**Task item:**
Below are some records. Return exactly the lines from the one containing "C2H11AlO2Si." through the one containing "H17 on Si6)", both included, and only those.

**Source information:**
━━━━━━

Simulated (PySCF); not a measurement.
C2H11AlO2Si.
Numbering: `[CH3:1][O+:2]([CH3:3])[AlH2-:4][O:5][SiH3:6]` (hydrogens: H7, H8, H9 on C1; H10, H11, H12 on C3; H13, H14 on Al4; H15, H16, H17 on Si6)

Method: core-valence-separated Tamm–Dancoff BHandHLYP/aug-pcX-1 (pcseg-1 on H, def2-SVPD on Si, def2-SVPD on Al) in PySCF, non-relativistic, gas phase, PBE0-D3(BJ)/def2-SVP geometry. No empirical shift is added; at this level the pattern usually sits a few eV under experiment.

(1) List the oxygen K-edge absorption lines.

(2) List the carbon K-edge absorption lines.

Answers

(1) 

━━━━━━

**Reply:**
C2H11AlO2Si.
Numbering: `[CH3:1][O+:2]([CH3:3])[AlH2-:4][O:5][SiH3:6]` (hydrogens: H7, H8, H9 on C1; H10, H11, H12 on C3; H13, H14 on Al4; H15, H16, H17 on Si6)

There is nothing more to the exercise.